*Source data*:
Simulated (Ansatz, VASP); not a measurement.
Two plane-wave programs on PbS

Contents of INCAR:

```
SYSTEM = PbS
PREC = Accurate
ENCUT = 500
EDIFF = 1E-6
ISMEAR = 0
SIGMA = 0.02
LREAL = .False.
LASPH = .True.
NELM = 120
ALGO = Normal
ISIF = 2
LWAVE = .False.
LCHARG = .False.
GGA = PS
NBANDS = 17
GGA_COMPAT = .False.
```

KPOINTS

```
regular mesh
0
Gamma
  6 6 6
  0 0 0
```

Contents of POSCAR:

*Exercise*:
Would you transcribe the records above exactly, leaving nothing out?

*Answer box*:
Simulated (Ansatz, VASP); not a measurement.
Two plane-wave programs on PbS

Contents of INCAR:

```
SYSTEM = PbS
PREC = Accurate
ENCUT = 500
EDIFF = 1E-6
ISMEAR = 0
SIGMA = 0.02
LREAL = .False.
LASPH = .True.
NELM = 120
ALGO = Normal
ISIF = 2
LWAVE = .False.
LCHARG = .False.
GGA = PS
NBANDS = 17
GGA_COMPAT = .False.
```

KPOINTS

```
regular mesh
0
Gamma
  6 6 6
  0 0 0
```

Contents of POSCAR:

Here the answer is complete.